────────

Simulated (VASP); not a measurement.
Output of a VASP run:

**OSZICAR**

────────

Output the material verbatim, including every line.

* _EXERCISE SOLUTION_
Simulated (VASP); not a measurement.
Output of a VASP run:

**OSZICAR**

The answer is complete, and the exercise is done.